- [Data under study]
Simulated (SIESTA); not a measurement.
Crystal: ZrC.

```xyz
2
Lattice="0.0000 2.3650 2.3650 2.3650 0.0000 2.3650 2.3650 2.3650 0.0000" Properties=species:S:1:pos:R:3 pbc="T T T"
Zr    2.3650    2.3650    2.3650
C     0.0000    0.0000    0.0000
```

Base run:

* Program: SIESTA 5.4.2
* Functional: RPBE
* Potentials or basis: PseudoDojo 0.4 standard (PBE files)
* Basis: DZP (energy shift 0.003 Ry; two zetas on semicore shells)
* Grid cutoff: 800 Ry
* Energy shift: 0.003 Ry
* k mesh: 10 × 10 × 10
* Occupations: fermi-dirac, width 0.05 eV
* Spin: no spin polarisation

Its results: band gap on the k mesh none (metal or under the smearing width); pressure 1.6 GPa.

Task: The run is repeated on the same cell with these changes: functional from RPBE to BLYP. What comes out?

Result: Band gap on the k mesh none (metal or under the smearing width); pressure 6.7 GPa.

- [Assignment] Copy the records above, keeping each line identical.

- [Task solution]
Simulated (SIESTA); not a measurement.
Crystal: ZrC.

```xyz
2
Lattice="0.0000 2.3650 2.3650 2.3650 0.0000 2.3650 2.3650 2.3650 0.0000" Properties=species:S:1:pos:R:3 pbc="T T T"
Zr    2.3650    2.3650    2.3650
C     0.0000    0.0000    0.0000
```

Base run:

* Program: SIESTA 5.4.2
* Functional: RPBE
* Potentials or basis: PseudoDojo 0.4 standard (PBE files)
* Basis: DZP (energy shift 0.003 Ry; two zetas on semicore shells)
* Grid cutoff: 800 Ry
* Energy shift: 0.003 Ry
* k mesh: 10 × 10 × 10
* Occupations: fermi-dirac, width 0.05 eV
* Spin: no spin polarisation

Its results: band gap on the k mesh none (metal or under the smearing width); pressure 1.6 GPa.

Task: The run is repeated on the same cell with these changes: functional from RPBE to BLYP. What comes out?

Result: Band gap on the k mesh none (metal or under the smearing width); pressure 6.7 GPa.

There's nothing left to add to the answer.